[EXTRACTED DATA]
____________________

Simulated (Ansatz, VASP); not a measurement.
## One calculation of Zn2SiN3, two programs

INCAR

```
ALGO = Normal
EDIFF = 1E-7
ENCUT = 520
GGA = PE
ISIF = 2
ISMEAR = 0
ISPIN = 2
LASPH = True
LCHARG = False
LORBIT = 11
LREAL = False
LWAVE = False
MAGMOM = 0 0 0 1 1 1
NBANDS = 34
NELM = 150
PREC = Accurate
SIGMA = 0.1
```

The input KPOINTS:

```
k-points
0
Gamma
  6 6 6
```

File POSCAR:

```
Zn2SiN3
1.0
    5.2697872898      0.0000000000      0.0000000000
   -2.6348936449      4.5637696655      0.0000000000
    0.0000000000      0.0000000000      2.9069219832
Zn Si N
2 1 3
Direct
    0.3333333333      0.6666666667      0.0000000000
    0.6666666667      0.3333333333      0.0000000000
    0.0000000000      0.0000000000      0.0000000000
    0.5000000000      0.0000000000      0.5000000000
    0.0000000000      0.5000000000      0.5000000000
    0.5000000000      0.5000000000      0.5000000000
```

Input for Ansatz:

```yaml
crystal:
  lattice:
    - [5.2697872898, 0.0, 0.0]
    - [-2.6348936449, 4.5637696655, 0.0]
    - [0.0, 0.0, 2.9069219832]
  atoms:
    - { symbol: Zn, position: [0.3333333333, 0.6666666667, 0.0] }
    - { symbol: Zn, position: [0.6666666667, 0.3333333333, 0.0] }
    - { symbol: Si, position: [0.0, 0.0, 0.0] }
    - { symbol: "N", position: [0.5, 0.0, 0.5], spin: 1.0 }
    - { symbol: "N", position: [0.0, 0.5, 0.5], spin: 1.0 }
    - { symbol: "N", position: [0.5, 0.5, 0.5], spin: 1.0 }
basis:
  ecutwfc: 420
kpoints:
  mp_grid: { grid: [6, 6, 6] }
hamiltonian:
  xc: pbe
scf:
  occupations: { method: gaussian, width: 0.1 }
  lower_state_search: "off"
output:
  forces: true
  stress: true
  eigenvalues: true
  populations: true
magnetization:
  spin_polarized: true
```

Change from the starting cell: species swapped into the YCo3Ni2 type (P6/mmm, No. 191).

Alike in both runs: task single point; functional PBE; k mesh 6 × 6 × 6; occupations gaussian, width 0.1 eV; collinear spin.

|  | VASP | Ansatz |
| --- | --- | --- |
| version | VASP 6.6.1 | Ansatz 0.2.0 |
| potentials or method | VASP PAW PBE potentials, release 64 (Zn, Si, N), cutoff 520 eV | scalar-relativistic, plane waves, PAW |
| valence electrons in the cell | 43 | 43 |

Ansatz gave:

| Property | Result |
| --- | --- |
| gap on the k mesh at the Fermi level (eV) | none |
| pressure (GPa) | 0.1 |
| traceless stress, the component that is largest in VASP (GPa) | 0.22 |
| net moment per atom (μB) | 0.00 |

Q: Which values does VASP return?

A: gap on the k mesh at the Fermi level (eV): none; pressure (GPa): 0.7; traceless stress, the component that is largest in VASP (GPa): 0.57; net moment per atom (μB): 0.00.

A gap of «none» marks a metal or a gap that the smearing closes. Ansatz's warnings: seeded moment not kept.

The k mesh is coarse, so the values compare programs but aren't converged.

____________________

[EXERCISE]
Copy out word for word each line of the listing, from the very first line down to the line containing "Change from the", and stop after that line.

[EXERCISE RESULT]
Simulated (Ansatz, VASP); not a measurement.
## One calculation of Zn2SiN3, two programs

INCAR

```
ALGO = Normal
EDIFF = 1E-7
ENCUT = 520
GGA = PE
ISIF = 2
ISMEAR = 0
ISPIN = 2
LASPH = True
LCHARG = False
LORBIT = 11
LREAL = False
LWAVE = False
MAGMOM = 0 0 0 1 1 1
NBANDS = 34
NELM = 150
PREC = Accurate
SIGMA = 0.1
```

The input KPOINTS:

```
k-points
0
Gamma
  6 6 6
```

File POSCAR:

```
Zn2SiN3
1.0
    5.2697872898      0.0000000000      0.0000000000
   -2.6348936449      4.5637696655      0.0000000000
    0.0000000000      0.0000000000      2.9069219832
Zn Si N
2 1 3
Direct
    0.3333333333      0.6666666667      0.0000000000
    0.6666666667      0.3333333333      0.0000000000
    0.0000000000      0.0000000000      0.0000000000
    0.5000000000      0.0000000000      0.5000000000
    0.0000000000      0.5000000000      0.5000000000
    0.5000000000      0.5000000000      0.5000000000
```

Input for Ansatz:

```yaml
crystal:
  lattice:
    - [5.2697872898, 0.0, 0.0]
    - [-2.6348936449, 4.5637696655, 0.0]
    - [0.0, 0.0, 2.9069219832]
  atoms:
    - { symbol: Zn, position: [0.3333333333, 0.6666666667, 0.0] }
    - { symbol: Zn, position: [0.6666666667, 0.3333333333, 0.0] }
    - { symbol: Si, position: [0.0, 0.0, 0.0] }
    - { symbol: "N", position: [0.5, 0.0, 0.5], spin: 1.0 }
    - { symbol: "N", position: [0.0, 0.5, 0.5], spin: 1.0 }
    - { symbol: "N", position: [0.5, 0.5, 0.5], spin: 1.0 }
basis:
  ecutwfc: 420
kpoints:
  mp_grid: { grid: [6, 6, 6] }
hamiltonian:
  xc: pbe
scf:
  occupations: { method: gaussian, width: 0.1 }
  lower_state_search: "off"
output:
  forces: true
  stress: true
  eigenvalues: true
  populations: true
magnetization:
  spin_polarized: true
```

Change from the starting cell: species swapped into the YCo3Ni2 type (P6/mmm, No. 191).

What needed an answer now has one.